═══ Dataset content

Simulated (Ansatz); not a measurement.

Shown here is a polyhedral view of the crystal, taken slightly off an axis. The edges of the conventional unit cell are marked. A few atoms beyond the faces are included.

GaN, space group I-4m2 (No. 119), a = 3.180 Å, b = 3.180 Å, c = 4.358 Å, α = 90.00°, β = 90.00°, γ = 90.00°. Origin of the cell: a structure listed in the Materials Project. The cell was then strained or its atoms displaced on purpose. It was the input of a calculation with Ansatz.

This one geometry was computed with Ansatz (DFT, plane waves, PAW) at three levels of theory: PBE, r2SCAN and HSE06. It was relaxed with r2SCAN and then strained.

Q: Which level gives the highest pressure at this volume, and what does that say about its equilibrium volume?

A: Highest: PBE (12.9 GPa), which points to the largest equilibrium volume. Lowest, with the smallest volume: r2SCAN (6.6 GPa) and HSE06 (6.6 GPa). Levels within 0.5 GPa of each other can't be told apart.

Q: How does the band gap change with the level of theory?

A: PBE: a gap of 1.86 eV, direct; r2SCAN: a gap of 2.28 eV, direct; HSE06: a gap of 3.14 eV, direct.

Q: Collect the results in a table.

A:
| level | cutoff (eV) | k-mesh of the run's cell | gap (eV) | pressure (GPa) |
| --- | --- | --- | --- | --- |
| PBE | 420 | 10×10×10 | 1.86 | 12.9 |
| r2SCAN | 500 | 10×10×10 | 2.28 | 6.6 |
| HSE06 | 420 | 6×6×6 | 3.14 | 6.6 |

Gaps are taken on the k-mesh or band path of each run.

══════

[Work instruction]
Please print exactly what appears from the first line of the data through the line with "GaN, space group", including both of those lines and nothing past them.

[Exercise response]
Simulated (Ansatz); not a measurement.

Shown here is a polyhedral view of the crystal, taken slightly off an axis. The edges of the conventional unit cell are marked. A few atoms beyond the faces are included.

GaN, space group I-4m2 (No. 119), a = 3.180 Å, b = 3.180 Å, c = 4.358 Å, α = 90.00°, β = 90.00°, γ = 90.00°. Origin of the cell: a structure listed in the Materials Project. The cell was then strained or its atoms displaced on purpose. It was the input of a calculation with Ansatz.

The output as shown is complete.